• WORK ORDER:
Every line from the one containing "178.9 | −0.63 |" to the one containing "Shieldings and span in ppm." in the records below, both included, must be set down exactly, and no other line.

[Start of Attachment]

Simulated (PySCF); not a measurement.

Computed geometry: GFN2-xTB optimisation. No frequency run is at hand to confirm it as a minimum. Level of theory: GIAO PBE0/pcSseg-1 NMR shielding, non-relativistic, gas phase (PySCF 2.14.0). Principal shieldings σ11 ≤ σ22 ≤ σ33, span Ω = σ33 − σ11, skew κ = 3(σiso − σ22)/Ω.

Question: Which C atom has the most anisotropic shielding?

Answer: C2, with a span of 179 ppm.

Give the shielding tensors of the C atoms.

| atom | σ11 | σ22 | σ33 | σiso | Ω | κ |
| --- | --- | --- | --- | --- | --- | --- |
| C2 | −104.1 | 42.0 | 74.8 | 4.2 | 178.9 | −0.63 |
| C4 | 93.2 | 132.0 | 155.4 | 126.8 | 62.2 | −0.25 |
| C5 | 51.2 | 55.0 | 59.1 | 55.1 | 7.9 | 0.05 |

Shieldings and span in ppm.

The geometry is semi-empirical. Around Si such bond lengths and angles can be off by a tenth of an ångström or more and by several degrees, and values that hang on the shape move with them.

[End of Attachment]

• WRITTEN RESPONSE:
| C2 | −104.1 | 42.0 | 74.8 | 4.2 | 178.9 | −0.63 |
| C4 | 93.2 | 132.0 | 155.4 | 126.8 | 62.2 | −0.25 |
| C5 | 51.2 | 55.0 | 59.1 | 55.1 | 7.9 | 0.05 |

Shieldings and span in ppm.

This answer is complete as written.